▶ [RECORD EXTRACTS]
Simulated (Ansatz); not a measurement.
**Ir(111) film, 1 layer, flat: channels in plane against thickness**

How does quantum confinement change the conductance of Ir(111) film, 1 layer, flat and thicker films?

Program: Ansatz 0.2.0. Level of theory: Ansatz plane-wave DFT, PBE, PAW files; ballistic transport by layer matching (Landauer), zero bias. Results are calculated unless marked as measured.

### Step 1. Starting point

▶ [ASSIGNED TASK]
A word-for-word restatement of all the records is required.

▶ [WRITTEN ANSWER]
Simulated (Ansatz); not a measurement.
**Ir(111) film, 1 layer, flat: channels in plane against thickness**

How does quantum confinement change the conductance of Ir(111) film, 1 layer, flat and thicker films?

Program: Ansatz 0.2.0. Level of theory: Ansatz plane-wave DFT, PBE, PAW files; ballistic transport by layer matching (Landauer), zero bias. Results are calculated unless marked as measured.

### Step 1. Starting point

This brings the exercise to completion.